REQUIRED ACTION:
Your answer must be an exact copy of the listing.

DATA FOR REVIEW:
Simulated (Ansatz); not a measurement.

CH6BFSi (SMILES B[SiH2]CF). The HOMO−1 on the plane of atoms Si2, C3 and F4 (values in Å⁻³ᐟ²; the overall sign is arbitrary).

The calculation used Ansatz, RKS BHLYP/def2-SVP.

ANSWER BOX:
Simulated (Ansatz); not a measurement.

CH6BFSi (SMILES B[SiH2]CF). The HOMO−1 on the plane of atoms Si2, C3 and F4 (values in Å⁻³ᐟ²; the overall sign is arbitrary).

The calculation used Ansatz, RKS BHLYP/def2-SVP.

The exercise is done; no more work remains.